**ASSIGNMENT:** Every record here must be set down once more, precisely as it reads.

START DATASET CONTENT

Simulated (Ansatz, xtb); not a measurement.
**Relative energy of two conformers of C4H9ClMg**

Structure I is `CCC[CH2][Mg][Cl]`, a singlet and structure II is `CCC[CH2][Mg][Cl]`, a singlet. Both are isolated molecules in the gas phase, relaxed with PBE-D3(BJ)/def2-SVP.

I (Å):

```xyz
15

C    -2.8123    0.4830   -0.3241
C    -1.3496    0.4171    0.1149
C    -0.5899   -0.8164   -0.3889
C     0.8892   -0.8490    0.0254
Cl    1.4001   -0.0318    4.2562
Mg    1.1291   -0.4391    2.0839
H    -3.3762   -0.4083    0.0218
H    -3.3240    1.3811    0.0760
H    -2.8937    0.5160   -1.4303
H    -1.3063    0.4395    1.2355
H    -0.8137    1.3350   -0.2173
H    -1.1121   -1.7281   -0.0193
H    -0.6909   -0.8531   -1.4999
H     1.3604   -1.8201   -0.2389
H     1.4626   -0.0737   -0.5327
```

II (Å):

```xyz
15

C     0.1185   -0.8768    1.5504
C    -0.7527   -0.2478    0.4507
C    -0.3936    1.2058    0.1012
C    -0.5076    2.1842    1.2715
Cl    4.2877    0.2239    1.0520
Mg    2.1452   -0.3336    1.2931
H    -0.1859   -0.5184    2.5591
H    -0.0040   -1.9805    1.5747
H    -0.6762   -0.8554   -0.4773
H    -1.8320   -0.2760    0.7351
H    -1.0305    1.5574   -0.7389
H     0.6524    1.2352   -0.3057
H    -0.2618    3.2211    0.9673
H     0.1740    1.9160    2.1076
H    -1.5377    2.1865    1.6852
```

END DATASET CONTENT

**RESULT:**
Simulated (Ansatz, xtb); not a measurement.
**Relative energy of two conformers of C4H9ClMg**

Structure I is `CCC[CH2][Mg][Cl]`, a singlet and structure II is `CCC[CH2][Mg][Cl]`, a singlet. Both are isolated molecules in the gas phase, relaxed with PBE-D3(BJ)/def2-SVP.

I (Å):

```xyz
15

C    -2.8123    0.4830   -0.3241
C    -1.3496    0.4171    0.1149
C    -0.5899   -0.8164   -0.3889
C     0.8892   -0.8490    0.0254
Cl    1.4001   -0.0318    4.2562
Mg    1.1291   -0.4391    2.0839
H    -3.3762   -0.4083    0.0218
H    -3.3240    1.3811    0.0760
H    -2.8937    0.5160   -1.4303
H    -1.3063    0.4395    1.2355
H    -0.8137    1.3350   -0.2173
H    -1.1121   -1.7281   -0.0193
H    -0.6909   -0.8531   -1.4999
H     1.3604   -1.8201   -0.2389
H     1.4626   -0.0737   -0.5327
```

II (Å):

```xyz
15

C     0.1185   -0.8768    1.5504
C    -0.7527   -0.2478    0.4507
C    -0.3936    1.2058    0.1012
C    -0.5076    2.1842    1.2715
Cl    4.2877    0.2239    1.0520
Mg    2.1452   -0.3336    1.2931
H    -0.1859   -0.5184    2.5591
H    -0.0040   -1.9805    1.5747
H    -0.6762   -0.8554   -0.4773
H    -1.8320   -0.2760    0.7351
H    -1.0305    1.5574   -0.7389
H     0.6524    1.2352   -0.3057
H    -0.2618    3.2211    0.9673
H     0.1740    1.9160    2.1076
H    -1.5377    2.1865    1.6852
```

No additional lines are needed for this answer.